| Work item |
Below are entries; output exactly the lines from the one with "No measured levels" to the one with "Lines 101 to", both included, and nothing else.

Material shown START

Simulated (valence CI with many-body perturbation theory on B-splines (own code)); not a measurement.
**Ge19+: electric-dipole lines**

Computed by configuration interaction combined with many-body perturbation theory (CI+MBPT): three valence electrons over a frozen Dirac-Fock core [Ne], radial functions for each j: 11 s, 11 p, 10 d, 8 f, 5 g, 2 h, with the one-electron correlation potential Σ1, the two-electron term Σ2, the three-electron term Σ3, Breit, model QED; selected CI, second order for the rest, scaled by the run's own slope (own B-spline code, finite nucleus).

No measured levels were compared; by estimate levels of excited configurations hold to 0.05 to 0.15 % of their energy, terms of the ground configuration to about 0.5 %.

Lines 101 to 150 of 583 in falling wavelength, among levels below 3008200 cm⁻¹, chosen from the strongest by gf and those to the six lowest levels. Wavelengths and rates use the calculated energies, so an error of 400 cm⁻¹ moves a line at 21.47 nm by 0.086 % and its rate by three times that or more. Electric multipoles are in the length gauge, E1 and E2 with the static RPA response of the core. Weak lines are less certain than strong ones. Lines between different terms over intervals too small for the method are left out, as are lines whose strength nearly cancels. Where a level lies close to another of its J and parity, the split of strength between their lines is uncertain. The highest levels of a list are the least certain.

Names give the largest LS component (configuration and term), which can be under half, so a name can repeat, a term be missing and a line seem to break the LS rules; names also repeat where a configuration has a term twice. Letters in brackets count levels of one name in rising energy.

Material shown END

| Response |
No measured levels were compared; by estimate levels of excited configurations hold to 0.05 to 0.15 % of their energy, terms of the ground configuration to about 0.5 %.

Lines 101 to 150 of 583 in falling wavelength, among levels below 3008200 cm⁻¹, chosen from the strongest by gf and those to the six lowest levels. Wavelengths and rates use the calculated energies, so an error of 400 cm⁻¹ moves a line at 21.47 nm by 0.086 % and its rate by three times that or more. Electric multipoles are in the length gauge, E1 and E2 with the static RPA response of the core. Weak lines are less certain than strong ones. Lines between different terms over intervals too small for the method are left out, as are lines whose strength nearly cancels. Where a level lies close to another of its J and parity, the split of strength between their lines is uncertain. The highest levels of a list are the least certain.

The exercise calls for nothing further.